### DATA FOR ANALYSIS
-- Opening Marker --
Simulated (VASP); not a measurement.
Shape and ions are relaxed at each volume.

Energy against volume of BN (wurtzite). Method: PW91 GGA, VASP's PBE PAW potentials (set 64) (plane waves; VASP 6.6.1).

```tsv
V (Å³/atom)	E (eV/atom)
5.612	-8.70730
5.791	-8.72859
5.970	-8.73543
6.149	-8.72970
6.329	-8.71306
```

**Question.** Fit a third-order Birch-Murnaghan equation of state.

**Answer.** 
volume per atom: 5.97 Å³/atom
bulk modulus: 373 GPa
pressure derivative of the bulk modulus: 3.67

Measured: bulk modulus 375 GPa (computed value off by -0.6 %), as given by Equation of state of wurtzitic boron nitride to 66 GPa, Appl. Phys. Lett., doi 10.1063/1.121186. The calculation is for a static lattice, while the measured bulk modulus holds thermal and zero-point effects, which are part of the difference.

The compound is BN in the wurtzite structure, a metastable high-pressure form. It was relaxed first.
-- Closing Marker --

### WORK INSTRUCTION
When you answer, repeat every record exactly, omitting nothing.

### RESULT
Simulated (VASP); not a measurement.
Shape and ions are relaxed at each volume.

Energy against volume of BN (wurtzite). Method: PW91 GGA, VASP's PBE PAW potentials (set 64) (plane waves; VASP 6.6.1).

```tsv
V (Å³/atom)	E (eV/atom)
5.612	-8.70730
5.791	-8.72859
5.970	-8.73543
6.149	-8.72970
6.329	-8.71306
```

**Question.** Fit a third-order Birch-Murnaghan equation of state.

**Answer.** 
volume per atom: 5.97 Å³/atom
bulk modulus: 373 GPa
pressure derivative of the bulk modulus: 3.67

Measured: bulk modulus 375 GPa (computed value off by -0.6 %), as given by Equation of state of wurtzitic boron nitride to 66 GPa, Appl. Phys. Lett., doi 10.1063/1.121186. The calculation is for a static lattice, while the measured bulk modulus holds thermal and zero-point effects, which are part of the difference.

The compound is BN in the wurtzite structure, a metastable high-pressure form. It was relaxed first.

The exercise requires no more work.